### Brief
Write out the listing below exactly, beginning at its first line and ending with the line that contains "- def2-SVP to".

Extracted information: Begin

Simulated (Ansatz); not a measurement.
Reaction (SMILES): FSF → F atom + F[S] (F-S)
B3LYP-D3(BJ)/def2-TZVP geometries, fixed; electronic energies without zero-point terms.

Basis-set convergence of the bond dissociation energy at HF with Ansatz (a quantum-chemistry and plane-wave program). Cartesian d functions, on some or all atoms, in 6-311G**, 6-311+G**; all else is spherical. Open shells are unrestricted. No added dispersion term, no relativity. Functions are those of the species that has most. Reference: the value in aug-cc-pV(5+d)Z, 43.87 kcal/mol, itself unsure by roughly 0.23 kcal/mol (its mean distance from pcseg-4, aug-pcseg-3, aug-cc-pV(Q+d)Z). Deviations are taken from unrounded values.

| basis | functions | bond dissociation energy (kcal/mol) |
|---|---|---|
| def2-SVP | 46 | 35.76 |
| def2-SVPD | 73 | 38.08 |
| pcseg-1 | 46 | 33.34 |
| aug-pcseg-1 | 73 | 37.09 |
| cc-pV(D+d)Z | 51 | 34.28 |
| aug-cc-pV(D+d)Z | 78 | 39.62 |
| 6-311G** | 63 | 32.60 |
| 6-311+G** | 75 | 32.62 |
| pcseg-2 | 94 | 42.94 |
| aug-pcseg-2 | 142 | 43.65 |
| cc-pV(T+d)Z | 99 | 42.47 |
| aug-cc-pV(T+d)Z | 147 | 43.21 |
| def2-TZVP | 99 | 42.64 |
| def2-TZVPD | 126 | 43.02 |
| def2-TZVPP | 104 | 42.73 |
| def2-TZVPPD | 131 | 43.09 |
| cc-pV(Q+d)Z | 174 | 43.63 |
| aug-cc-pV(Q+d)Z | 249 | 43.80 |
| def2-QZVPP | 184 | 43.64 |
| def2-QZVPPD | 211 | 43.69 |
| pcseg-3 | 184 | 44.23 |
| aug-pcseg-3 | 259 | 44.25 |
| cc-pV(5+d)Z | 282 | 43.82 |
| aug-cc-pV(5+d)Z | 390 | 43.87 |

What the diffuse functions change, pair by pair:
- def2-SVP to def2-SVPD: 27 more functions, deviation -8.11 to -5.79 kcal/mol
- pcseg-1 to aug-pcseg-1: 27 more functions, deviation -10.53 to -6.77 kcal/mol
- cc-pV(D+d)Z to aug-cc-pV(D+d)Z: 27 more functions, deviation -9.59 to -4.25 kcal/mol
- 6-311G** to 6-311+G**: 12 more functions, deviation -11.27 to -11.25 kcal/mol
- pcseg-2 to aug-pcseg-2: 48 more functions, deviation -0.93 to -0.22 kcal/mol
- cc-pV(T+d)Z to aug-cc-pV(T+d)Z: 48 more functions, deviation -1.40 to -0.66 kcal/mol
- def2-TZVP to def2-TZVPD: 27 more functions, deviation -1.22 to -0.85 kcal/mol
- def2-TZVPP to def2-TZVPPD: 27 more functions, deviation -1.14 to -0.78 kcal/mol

Extracted information: End

### Reply
Simulated (Ansatz); not a measurement.
Reaction (SMILES): FSF → F atom + F[S] (F-S)
B3LYP-D3(BJ)/def2-TZVP geometries, fixed; electronic energies without zero-point terms.

Basis-set convergence of the bond dissociation energy at HF with Ansatz (a quantum-chemistry and plane-wave program). Cartesian d functions, on some or all atoms, in 6-311G**, 6-311+G**; all else is spherical. Open shells are unrestricted. No added dispersion term, no relativity. Functions are those of the species that has most. Reference: the value in aug-cc-pV(5+d)Z, 43.87 kcal/mol, itself unsure by roughly 0.23 kcal/mol (its mean distance from pcseg-4, aug-pcseg-3, aug-cc-pV(Q+d)Z). Deviations are taken from unrounded values.

| basis | functions | bond dissociation energy (kcal/mol) |
|---|---|---|
| def2-SVP | 46 | 35.76 |
| def2-SVPD | 73 | 38.08 |
| pcseg-1 | 46 | 33.34 |
| aug-pcseg-1 | 73 | 37.09 |
| cc-pV(D+d)Z | 51 | 34.28 |
| aug-cc-pV(D+d)Z | 78 | 39.62 |
| 6-311G** | 63 | 32.60 |
| 6-311+G** | 75 | 32.62 |
| pcseg-2 | 94 | 42.94 |
| aug-pcseg-2 | 142 | 43.65 |
| cc-pV(T+d)Z | 99 | 42.47 |
| aug-cc-pV(T+d)Z | 147 | 43.21 |
| def2-TZVP | 99 | 42.64 |
| def2-TZVPD | 126 | 43.02 |
| def2-TZVPP | 104 | 42.73 |
| def2-TZVPPD | 131 | 43.09 |
| cc-pV(Q+d)Z | 174 | 43.63 |
| aug-cc-pV(Q+d)Z | 249 | 43.80 |
| def2-QZVPP | 184 | 43.64 |
| def2-QZVPPD | 211 | 43.69 |
| pcseg-3 | 184 | 44.23 |
| aug-pcseg-3 | 259 | 44.25 |
| cc-pV(5+d)Z | 282 | 43.82 |
| aug-cc-pV(5+d)Z | 390 | 43.87 |

What the diffuse functions change, pair by pair:
- def2-SVP to def2-SVPD: 27 more functions, deviation -8.11 to -5.79 kcal/mol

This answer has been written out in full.